◆ **Data**:
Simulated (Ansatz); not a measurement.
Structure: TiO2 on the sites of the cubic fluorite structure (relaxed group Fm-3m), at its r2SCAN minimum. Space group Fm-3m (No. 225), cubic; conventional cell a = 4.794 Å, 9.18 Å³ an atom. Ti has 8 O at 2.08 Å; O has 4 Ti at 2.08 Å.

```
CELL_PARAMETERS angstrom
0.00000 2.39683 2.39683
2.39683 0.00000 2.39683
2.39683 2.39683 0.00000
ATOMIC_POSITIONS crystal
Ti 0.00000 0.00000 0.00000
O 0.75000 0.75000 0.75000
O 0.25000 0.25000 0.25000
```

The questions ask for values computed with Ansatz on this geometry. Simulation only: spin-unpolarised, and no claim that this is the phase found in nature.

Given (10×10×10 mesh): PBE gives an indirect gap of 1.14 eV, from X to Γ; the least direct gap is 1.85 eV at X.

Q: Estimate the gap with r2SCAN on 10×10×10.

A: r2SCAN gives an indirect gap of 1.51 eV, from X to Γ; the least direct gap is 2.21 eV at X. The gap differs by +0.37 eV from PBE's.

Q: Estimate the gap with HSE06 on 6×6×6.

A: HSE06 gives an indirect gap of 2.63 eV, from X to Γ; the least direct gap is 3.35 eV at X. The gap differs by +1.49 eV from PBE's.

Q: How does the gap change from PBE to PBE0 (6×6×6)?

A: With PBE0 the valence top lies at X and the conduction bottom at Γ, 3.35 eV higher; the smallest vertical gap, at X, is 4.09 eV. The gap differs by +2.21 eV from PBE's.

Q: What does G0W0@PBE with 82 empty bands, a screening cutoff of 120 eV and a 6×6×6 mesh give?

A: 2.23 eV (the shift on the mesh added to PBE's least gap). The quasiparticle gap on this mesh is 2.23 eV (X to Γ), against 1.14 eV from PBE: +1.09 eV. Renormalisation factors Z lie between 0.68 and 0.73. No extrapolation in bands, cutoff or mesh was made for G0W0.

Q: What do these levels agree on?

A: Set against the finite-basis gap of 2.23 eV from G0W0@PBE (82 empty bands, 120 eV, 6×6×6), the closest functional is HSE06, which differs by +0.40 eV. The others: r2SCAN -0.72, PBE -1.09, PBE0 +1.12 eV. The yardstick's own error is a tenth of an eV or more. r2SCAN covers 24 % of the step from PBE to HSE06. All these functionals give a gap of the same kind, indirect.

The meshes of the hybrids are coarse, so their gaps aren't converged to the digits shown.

◆ **Exercise**: All that should appear in the response is the run of lines from the first line of the entries through the line containing "Q: Estimate the gap with r2SCAN on 10×10×10.", copied exactly.

◆ **Worked solution**:
Simulated (Ansatz); not a measurement.
Structure: TiO2 on the sites of the cubic fluorite structure (relaxed group Fm-3m), at its r2SCAN minimum. Space group Fm-3m (No. 225), cubic; conventional cell a = 4.794 Å, 9.18 Å³ an atom. Ti has 8 O at 2.08 Å; O has 4 Ti at 2.08 Å.

```
CELL_PARAMETERS angstrom
0.00000 2.39683 2.39683
2.39683 0.00000 2.39683
2.39683 2.39683 0.00000
ATOMIC_POSITIONS crystal
Ti 0.00000 0.00000 0.00000
O 0.75000 0.75000 0.75000
O 0.25000 0.25000 0.25000
```

The questions ask for values computed with Ansatz on this geometry. Simulation only: spin-unpolarised, and no claim that this is the phase found in nature.

Given (10×10×10 mesh): PBE gives an indirect gap of 1.14 eV, from X to Γ; the least direct gap is 1.85 eV at X.

Q: Estimate the gap with r2SCAN on 10×10×10.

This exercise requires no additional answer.